_ACTIVITY_
Once you reach the line containing "# WAu (F-43m)" in the data below, restate each line word for word up to and including the one containing "## Step 3: Single point, WC".

─── INFORMATION PROVIDED ───

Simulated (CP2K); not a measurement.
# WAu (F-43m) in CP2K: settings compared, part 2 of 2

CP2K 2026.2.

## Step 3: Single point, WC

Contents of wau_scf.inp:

───

_EXERCISE ANSWER_
# WAu (F-43m) in CP2K: settings compared, part 2 of 2

CP2K 2026.2.

## Step 3: Single point, WC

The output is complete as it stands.